_ _ _

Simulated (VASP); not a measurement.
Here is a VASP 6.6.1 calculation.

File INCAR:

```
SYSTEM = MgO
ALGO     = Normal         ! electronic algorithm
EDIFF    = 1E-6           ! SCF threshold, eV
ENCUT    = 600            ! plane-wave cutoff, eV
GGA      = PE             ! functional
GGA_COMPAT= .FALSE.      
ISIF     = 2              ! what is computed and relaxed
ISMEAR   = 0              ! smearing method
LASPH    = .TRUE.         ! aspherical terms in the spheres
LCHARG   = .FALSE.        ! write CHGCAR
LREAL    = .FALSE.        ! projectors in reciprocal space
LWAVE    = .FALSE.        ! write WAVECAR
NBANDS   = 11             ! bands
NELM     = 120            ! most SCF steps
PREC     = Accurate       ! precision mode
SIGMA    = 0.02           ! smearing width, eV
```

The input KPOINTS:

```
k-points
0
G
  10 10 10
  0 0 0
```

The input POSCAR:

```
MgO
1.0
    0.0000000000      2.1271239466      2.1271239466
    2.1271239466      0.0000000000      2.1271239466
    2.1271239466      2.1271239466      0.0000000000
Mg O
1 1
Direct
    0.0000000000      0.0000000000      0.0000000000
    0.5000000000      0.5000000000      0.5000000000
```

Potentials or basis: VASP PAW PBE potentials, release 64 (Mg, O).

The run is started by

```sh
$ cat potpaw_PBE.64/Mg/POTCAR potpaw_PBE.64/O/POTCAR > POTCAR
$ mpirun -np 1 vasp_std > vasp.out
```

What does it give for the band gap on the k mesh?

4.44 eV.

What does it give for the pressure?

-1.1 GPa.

_ _ _

Reproduce the entries exactly, but only from their first line to the line holding "What does it give for the pressure?", with that last line kept.

WORKED SOLUTION:
Simulated (VASP); not a measurement.
Here is a VASP 6.6.1 calculation.

File INCAR:

```
SYSTEM = MgO
ALGO     = Normal         ! electronic algorithm
EDIFF    = 1E-6           ! SCF threshold, eV
ENCUT    = 600            ! plane-wave cutoff, eV
GGA      = PE             ! functional
GGA_COMPAT= .FALSE.      
ISIF     = 2              ! what is computed and relaxed
ISMEAR   = 0              ! smearing method
LASPH    = .TRUE.         ! aspherical terms in the spheres
LCHARG   = .FALSE.        ! write CHGCAR
LREAL    = .FALSE.        ! projectors in reciprocal space
LWAVE    = .FALSE.        ! write WAVECAR
NBANDS   = 11             ! bands
NELM     = 120            ! most SCF steps
PREC     = Accurate       ! precision mode
SIGMA    = 0.02           ! smearing width, eV
```

The input KPOINTS:

```
k-points
0
G
  10 10 10
  0 0 0
```

The input POSCAR:

```
MgO
1.0
    0.0000000000      2.1271239466      2.1271239466
    2.1271239466      0.0000000000      2.1271239466
    2.1271239466      2.1271239466      0.0000000000
Mg O
1 1
Direct
    0.0000000000      0.0000000000      0.0000000000
    0.5000000000      0.5000000000      0.5000000000
```

Potentials or basis: VASP PAW PBE potentials, release 64 (Mg, O).

The run is started by

```sh
$ cat potpaw_PBE.64/Mg/POTCAR potpaw_PBE.64/O/POTCAR > POTCAR
$ mpirun -np 1 vasp_std > vasp.out
```

What does it give for the band gap on the k mesh?

4.44 eV.

What does it give for the pressure?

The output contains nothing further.